__________________________________________________

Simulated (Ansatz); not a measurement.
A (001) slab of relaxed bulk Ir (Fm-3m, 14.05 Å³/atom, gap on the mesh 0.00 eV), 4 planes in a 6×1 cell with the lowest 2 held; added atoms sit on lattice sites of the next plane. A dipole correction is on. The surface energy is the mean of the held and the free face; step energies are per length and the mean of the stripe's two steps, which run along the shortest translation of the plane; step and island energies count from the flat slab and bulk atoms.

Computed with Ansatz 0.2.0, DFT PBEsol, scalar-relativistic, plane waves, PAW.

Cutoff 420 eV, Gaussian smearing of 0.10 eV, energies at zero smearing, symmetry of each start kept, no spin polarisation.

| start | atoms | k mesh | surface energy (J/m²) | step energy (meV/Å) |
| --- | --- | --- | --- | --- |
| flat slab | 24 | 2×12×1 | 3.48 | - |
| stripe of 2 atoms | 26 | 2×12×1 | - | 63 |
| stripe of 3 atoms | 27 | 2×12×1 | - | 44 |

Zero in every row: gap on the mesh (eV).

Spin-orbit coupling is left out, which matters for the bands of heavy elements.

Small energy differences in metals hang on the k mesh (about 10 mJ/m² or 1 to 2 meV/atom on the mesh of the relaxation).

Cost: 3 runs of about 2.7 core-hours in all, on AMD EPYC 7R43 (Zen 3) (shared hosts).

__________________________________________________

■ **Task item**
From the opening line of the data above through the line that contains "Spin-orbit coupling is", please print each line as it stands and only those lines.

■ **Answer space**
Simulated (Ansatz); not a measurement.
A (001) slab of relaxed bulk Ir (Fm-3m, 14.05 Å³/atom, gap on the mesh 0.00 eV), 4 planes in a 6×1 cell with the lowest 2 held; added atoms sit on lattice sites of the next plane. A dipole correction is on. The surface energy is the mean of the held and the free face; step energies are per length and the mean of the stripe's two steps, which run along the shortest translation of the plane; step and island energies count from the flat slab and bulk atoms.

Computed with Ansatz 0.2.0, DFT PBEsol, scalar-relativistic, plane waves, PAW.

Cutoff 420 eV, Gaussian smearing of 0.10 eV, energies at zero smearing, symmetry of each start kept, no spin polarisation.

| start | atoms | k mesh | surface energy (J/m²) | step energy (meV/Å) |
| --- | --- | --- | --- | --- |
| flat slab | 24 | 2×12×1 | 3.48 | - |
| stripe of 2 atoms | 26 | 2×12×1 | - | 63 |
| stripe of 3 atoms | 27 | 2×12×1 | - | 44 |

Zero in every row: gap on the mesh (eV).

Spin-orbit coupling is left out, which matters for the bands of heavy elements.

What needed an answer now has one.